◆ **SUPPLIED MATERIAL**:
== Segment start ==
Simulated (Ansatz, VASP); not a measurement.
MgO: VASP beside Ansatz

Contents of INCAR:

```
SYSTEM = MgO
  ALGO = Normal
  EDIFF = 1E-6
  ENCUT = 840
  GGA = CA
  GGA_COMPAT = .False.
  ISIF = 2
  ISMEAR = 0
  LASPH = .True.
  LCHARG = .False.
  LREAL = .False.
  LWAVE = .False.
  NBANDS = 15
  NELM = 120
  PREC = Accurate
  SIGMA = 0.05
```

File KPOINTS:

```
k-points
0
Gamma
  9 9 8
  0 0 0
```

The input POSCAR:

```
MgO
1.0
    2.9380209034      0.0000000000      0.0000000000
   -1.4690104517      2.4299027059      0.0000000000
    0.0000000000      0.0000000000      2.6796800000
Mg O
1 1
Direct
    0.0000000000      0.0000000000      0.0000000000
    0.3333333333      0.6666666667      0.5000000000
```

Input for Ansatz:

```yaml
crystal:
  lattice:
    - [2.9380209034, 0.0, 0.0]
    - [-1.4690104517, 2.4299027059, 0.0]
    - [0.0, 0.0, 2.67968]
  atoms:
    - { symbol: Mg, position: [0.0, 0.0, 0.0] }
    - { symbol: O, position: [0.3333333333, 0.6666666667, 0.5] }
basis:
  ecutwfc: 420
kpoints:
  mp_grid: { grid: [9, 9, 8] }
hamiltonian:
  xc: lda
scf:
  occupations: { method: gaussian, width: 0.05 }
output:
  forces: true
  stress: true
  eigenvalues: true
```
== Segment end ==

◆ **TASK ITEM**: Output every record above exactly as it was given.

◆ **EXERCISE SOLUTION**:
Simulated (Ansatz, VASP); not a measurement.
MgO: VASP beside Ansatz

Contents of INCAR:

```
SYSTEM = MgO
  ALGO = Normal
  EDIFF = 1E-6
  ENCUT = 840
  GGA = CA
  GGA_COMPAT = .False.
  ISIF = 2
  ISMEAR = 0
  LASPH = .True.
  LCHARG = .False.
  LREAL = .False.
  LWAVE = .False.
  NBANDS = 15
  NELM = 120
  PREC = Accurate
  SIGMA = 0.05
```

File KPOINTS:

```
k-points
0
Gamma
  9 9 8
  0 0 0
```

The input POSCAR:

```
MgO
1.0
    2.9380209034      0.0000000000      0.0000000000
   -1.4690104517      2.4299027059      0.0000000000
    0.0000000000      0.0000000000      2.6796800000
Mg O
1 1
Direct
    0.0000000000      0.0000000000      0.0000000000
    0.3333333333      0.6666666667      0.5000000000
```

Input for Ansatz:

```yaml
crystal:
  lattice:
    - [2.9380209034, 0.0, 0.0]
    - [-1.4690104517, 2.4299027059, 0.0]
    - [0.0, 0.0, 2.67968]
  atoms:
    - { symbol: Mg, position: [0.0, 0.0, 0.0] }
    - { symbol: O, position: [0.3333333333, 0.6666666667, 0.5] }
basis:
  ecutwfc: 420
kpoints:
  mp_grid: { grid: [9, 9, 8] }
hamiltonian:
  xc: lda
scf:
  occupations: { method: gaussian, width: 0.05 }
output:
  forces: true
  stress: true
  eigenvalues: true
```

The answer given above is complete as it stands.